Would you print the material exactly, starting at its first line and ending at the line holding "Total energies compare"?

───

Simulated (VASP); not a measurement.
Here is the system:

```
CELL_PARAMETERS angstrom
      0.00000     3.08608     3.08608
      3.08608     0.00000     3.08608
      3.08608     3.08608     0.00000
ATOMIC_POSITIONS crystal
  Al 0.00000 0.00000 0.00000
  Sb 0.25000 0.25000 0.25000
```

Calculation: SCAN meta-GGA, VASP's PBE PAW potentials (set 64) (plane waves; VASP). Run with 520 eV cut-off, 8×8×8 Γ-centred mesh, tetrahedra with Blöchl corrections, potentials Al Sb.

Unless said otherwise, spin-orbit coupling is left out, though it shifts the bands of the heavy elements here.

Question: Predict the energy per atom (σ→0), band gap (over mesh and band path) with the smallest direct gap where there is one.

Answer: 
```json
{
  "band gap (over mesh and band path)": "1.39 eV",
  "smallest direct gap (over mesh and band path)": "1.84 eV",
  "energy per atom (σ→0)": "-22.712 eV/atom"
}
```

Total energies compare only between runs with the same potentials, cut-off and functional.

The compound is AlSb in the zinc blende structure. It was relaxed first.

───

> **Result**:
Simulated (VASP); not a measurement.
Here is the system:

```
CELL_PARAMETERS angstrom
      0.00000     3.08608     3.08608
      3.08608     0.00000     3.08608
      3.08608     3.08608     0.00000
ATOMIC_POSITIONS crystal
  Al 0.00000 0.00000 0.00000
  Sb 0.25000 0.25000 0.25000
```

Calculation: SCAN meta-GGA, VASP's PBE PAW potentials (set 64) (plane waves; VASP). Run with 520 eV cut-off, 8×8×8 Γ-centred mesh, tetrahedra with Blöchl corrections, potentials Al Sb.

Unless said otherwise, spin-orbit coupling is left out, though it shifts the bands of the heavy elements here.

Question: Predict the energy per atom (σ→0), band gap (over mesh and band path) with the smallest direct gap where there is one.

Answer: 
```json
{
  "band gap (over mesh and band path)": "1.39 eV",
  "smallest direct gap (over mesh and band path)": "1.84 eV",
  "energy per atom (σ→0)": "-22.712 eV/atom"
}
```

Total energies compare only between runs with the same potentials, cut-off and functional.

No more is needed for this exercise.